- Opening Delimiter -

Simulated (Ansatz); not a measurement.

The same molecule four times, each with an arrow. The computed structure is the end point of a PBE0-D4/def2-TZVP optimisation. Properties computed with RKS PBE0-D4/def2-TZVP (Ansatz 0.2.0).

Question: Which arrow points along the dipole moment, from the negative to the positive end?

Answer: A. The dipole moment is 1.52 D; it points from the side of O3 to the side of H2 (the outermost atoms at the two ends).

- Closing Delimiter -

Work item:
Transcribe only, please, the lines from the first line of the records through the line with "The same molecule". Both of those lines are included.

Answer box:
Simulated (Ansatz); not a measurement.

The same molecule four times, each with an arrow. The computed structure is the end point of a PBE0-D4/def2-TZVP optimisation. Properties computed with RKS PBE0-D4/def2-TZVP (Ansatz 0.2.0).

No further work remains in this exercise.